■ ■ ■ ■ ■

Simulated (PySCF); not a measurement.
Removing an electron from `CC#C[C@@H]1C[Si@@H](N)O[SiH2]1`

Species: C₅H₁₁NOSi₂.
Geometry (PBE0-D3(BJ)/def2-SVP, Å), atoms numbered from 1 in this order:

■ ■ ■ ■ ■

§ WORK ITEM:
Word for word, output all of the material above.

§ RESPONSE BOX:
Simulated (PySCF); not a measurement.
Removing an electron from `CC#C[C@@H]1C[Si@@H](N)O[SiH2]1`

Species: C₅H₁₁NOSi₂.
Geometry (PBE0-D3(BJ)/def2-SVP, Å), atoms numbered from 1 in this order:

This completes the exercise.